→ **Work instruction**
Write the entries below again, precisely as they appear.

→ **Supplied entries**
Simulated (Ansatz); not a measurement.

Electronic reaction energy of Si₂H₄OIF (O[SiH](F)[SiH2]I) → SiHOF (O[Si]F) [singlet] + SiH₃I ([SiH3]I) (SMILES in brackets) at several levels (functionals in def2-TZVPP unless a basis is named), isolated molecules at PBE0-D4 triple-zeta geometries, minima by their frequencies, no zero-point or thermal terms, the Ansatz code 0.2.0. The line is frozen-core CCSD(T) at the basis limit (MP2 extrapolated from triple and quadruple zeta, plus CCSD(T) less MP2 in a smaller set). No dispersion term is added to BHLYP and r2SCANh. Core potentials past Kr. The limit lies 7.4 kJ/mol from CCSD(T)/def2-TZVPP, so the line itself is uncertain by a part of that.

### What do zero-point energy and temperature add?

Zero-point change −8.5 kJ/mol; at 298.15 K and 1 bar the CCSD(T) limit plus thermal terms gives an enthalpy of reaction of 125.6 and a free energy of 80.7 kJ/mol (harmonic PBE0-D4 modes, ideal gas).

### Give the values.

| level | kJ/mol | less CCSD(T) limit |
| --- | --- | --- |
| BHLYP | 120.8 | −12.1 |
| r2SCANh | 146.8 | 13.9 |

→ **Task solution**
Simulated (Ansatz); not a measurement.

Electronic reaction energy of Si₂H₄OIF (O[SiH](F)[SiH2]I) → SiHOF (O[Si]F) [singlet] + SiH₃I ([SiH3]I) (SMILES in brackets) at several levels (functionals in def2-TZVPP unless a basis is named), isolated molecules at PBE0-D4 triple-zeta geometries, minima by their frequencies, no zero-point or thermal terms, the Ansatz code 0.2.0. The line is frozen-core CCSD(T) at the basis limit (MP2 extrapolated from triple and quadruple zeta, plus CCSD(T) less MP2 in a smaller set). No dispersion term is added to BHLYP and r2SCANh. Core potentials past Kr. The limit lies 7.4 kJ/mol from CCSD(T)/def2-TZVPP, so the line itself is uncertain by a part of that.

### What do zero-point energy and temperature add?

Zero-point change −8.5 kJ/mol; at 298.15 K and 1 bar the CCSD(T) limit plus thermal terms gives an enthalpy of reaction of 125.6 and a free energy of 80.7 kJ/mol (harmonic PBE0-D4 modes, ideal gas).

### Give the values.

| level | kJ/mol | less CCSD(T) limit |
| --- | --- | --- |
| BHLYP | 120.8 | −12.1 |
| r2SCANh | 146.8 | 13.9 |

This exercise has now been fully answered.